------------------------------------

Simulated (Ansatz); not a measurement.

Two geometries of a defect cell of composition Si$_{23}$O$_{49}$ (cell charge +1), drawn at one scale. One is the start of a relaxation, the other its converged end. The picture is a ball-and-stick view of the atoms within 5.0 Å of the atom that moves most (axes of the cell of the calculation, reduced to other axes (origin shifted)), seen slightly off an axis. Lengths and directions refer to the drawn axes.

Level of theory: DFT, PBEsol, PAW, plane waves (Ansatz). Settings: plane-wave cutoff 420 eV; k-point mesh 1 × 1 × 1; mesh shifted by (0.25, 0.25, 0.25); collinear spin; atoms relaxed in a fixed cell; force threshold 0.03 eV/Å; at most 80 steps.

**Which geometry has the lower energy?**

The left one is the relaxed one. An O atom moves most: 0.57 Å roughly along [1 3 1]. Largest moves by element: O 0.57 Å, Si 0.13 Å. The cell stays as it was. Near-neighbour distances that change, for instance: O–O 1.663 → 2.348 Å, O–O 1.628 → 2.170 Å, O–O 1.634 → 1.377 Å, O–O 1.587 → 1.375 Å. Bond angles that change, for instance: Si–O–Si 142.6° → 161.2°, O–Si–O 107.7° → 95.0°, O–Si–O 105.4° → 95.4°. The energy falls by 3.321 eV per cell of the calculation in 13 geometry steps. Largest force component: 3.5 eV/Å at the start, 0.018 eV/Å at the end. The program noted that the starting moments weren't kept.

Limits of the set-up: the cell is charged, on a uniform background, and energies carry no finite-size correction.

------------------------------------

WORK ITEM.
All entries above need to be copied verbatim.

TASK SOLUTION.
Simulated (Ansatz); not a measurement.

Two geometries of a defect cell of composition Si$_{23}$O$_{49}$ (cell charge +1), drawn at one scale. One is the start of a relaxation, the other its converged end. The picture is a ball-and-stick view of the atoms within 5.0 Å of the atom that moves most (axes of the cell of the calculation, reduced to other axes (origin shifted)), seen slightly off an axis. Lengths and directions refer to the drawn axes.

Level of theory: DFT, PBEsol, PAW, plane waves (Ansatz). Settings: plane-wave cutoff 420 eV; k-point mesh 1 × 1 × 1; mesh shifted by (0.25, 0.25, 0.25); collinear spin; atoms relaxed in a fixed cell; force threshold 0.03 eV/Å; at most 80 steps.

**Which geometry has the lower energy?**

The left one is the relaxed one. An O atom moves most: 0.57 Å roughly along [1 3 1]. Largest moves by element: O 0.57 Å, Si 0.13 Å. The cell stays as it was. Near-neighbour distances that change, for instance: O–O 1.663 → 2.348 Å, O–O 1.628 → 2.170 Å, O–O 1.634 → 1.377 Å, O–O 1.587 → 1.375 Å. Bond angles that change, for instance: Si–O–Si 142.6° → 161.2°, O–Si–O 107.7° → 95.0°, O–Si–O 105.4° → 95.4°. The energy falls by 3.321 eV per cell of the calculation in 13 geometry steps. Largest force component: 3.5 eV/Å at the start, 0.018 eV/Å at the end. The program noted that the starting moments weren't kept.

Limits of the set-up: the cell is charged, on a uniform background, and energies carry no finite-size correction.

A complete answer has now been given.